[RAW DATA]
──────────────────────────────
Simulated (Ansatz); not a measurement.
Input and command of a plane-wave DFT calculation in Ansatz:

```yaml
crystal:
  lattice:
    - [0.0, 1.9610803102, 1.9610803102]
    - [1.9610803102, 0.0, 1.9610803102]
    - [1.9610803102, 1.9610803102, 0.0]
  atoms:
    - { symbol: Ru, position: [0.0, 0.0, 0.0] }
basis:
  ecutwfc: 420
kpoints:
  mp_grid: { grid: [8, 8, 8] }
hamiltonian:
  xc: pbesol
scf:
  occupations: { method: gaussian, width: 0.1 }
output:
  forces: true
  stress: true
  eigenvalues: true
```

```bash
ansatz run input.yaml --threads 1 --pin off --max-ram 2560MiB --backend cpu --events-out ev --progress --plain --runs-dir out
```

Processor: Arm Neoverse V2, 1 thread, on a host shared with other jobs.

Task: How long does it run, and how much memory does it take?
──────────────────────────────

[ACTION ITEM] Each line of the data is to be written out again exactly.

[EXERCISE OUTPUT]
Simulated (Ansatz); not a measurement.
Input and command of a plane-wave DFT calculation in Ansatz:

```yaml
crystal:
  lattice:
    - [0.0, 1.9610803102, 1.9610803102]
    - [1.9610803102, 0.0, 1.9610803102]
    - [1.9610803102, 1.9610803102, 0.0]
  atoms:
    - { symbol: Ru, position: [0.0, 0.0, 0.0] }
basis:
  ecutwfc: 420
kpoints:
  mp_grid: { grid: [8, 8, 8] }
hamiltonian:
  xc: pbesol
scf:
  occupations: { method: gaussian, width: 0.1 }
output:
  forces: true
  stress: true
  eigenvalues: true
```

```bash
ansatz run input.yaml --threads 1 --pin off --max-ram 2560MiB --backend cpu --events-out ev --progress --plain --runs-dir out
```

Processor: Arm Neoverse V2, 1 thread, on a host shared with other jobs.

Task: How long does it run, and how much memory does it take?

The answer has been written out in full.